[STORED DATA]
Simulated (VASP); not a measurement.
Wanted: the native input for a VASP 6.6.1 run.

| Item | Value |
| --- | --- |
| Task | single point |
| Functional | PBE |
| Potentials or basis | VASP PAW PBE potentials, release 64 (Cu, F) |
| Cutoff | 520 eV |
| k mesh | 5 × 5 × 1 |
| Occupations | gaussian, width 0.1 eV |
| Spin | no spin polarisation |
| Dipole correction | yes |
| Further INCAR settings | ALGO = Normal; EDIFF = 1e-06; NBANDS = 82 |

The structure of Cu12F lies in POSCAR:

[TASK ITEM] Every record above should be copied exactly.

[WORKED SOLUTION]
Simulated (VASP); not a measurement.
Wanted: the native input for a VASP 6.6.1 run.

| Item | Value |
| --- | --- |
| Task | single point |
| Functional | PBE |
| Potentials or basis | VASP PAW PBE potentials, release 64 (Cu, F) |
| Cutoff | 520 eV |
| k mesh | 5 × 5 × 1 |
| Occupations | gaussian, width 0.1 eV |
| Spin | no spin polarisation |
| Dipole correction | yes |
| Further INCAR settings | ALGO = Normal; EDIFF = 1e-06; NBANDS = 82 |

The structure of Cu12F lies in POSCAR:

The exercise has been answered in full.